**Data extracts**
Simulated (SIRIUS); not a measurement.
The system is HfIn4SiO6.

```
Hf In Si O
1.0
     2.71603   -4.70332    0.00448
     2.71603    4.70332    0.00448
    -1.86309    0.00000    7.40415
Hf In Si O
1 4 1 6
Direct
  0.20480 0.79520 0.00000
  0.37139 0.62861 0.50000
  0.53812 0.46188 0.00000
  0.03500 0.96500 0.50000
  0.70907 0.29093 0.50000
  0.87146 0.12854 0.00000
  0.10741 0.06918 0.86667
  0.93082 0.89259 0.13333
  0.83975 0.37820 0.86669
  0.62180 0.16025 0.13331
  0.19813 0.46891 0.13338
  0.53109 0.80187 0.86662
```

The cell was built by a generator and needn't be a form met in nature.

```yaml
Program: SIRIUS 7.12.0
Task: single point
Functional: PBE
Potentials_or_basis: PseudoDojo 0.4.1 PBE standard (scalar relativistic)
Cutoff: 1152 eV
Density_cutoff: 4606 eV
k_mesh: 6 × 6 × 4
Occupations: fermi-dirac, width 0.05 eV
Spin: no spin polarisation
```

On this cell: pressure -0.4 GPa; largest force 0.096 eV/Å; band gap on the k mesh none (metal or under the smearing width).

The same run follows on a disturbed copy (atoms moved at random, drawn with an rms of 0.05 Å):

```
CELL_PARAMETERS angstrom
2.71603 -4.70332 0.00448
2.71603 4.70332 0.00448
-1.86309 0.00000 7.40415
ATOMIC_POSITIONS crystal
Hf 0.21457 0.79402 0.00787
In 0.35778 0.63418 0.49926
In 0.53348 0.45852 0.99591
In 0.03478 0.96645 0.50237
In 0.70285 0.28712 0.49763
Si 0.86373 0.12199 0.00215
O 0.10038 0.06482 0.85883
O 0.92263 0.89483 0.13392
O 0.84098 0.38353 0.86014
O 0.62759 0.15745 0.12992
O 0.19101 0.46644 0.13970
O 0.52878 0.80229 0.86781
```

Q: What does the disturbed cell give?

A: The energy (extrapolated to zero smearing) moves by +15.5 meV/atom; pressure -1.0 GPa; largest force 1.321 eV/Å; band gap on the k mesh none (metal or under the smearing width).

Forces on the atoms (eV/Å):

**Requirement**
From the line containing "The cell was" down to the line containing "A: The energy" in the material above, reproduce every line exactly, including the two end lines.

**Your response**
The cell was built by a generator and needn't be a form met in nature.

```yaml
Program: SIRIUS 7.12.0
Task: single point
Functional: PBE
Potentials_or_basis: PseudoDojo 0.4.1 PBE standard (scalar relativistic)
Cutoff: 1152 eV
Density_cutoff: 4606 eV
k_mesh: 6 × 6 × 4
Occupations: fermi-dirac, width 0.05 eV
Spin: no spin polarisation
```

On this cell: pressure -0.4 GPa; largest force 0.096 eV/Å; band gap on the k mesh none (metal or under the smearing width).

The same run follows on a disturbed copy (atoms moved at random, drawn with an rms of 0.05 Å):

```
CELL_PARAMETERS angstrom
2.71603 -4.70332 0.00448
2.71603 4.70332 0.00448
-1.86309 0.00000 7.40415
ATOMIC_POSITIONS crystal
Hf 0.21457 0.79402 0.00787
In 0.35778 0.63418 0.49926
In 0.53348 0.45852 0.99591
In 0.03478 0.96645 0.50237
In 0.70285 0.28712 0.49763
Si 0.86373 0.12199 0.00215
O 0.10038 0.06482 0.85883
O 0.92263 0.89483 0.13392
O 0.84098 0.38353 0.86014
O 0.62759 0.15745 0.12992
O 0.19101 0.46644 0.13970
O 0.52878 0.80229 0.86781
```

Q: What does the disturbed cell give?

A: The energy (extrapolated to zero smearing) moves by +15.5 meV/atom; pressure -1.0 GPa; largest force 1.321 eV/Å; band gap on the k mesh none (metal or under the smearing width).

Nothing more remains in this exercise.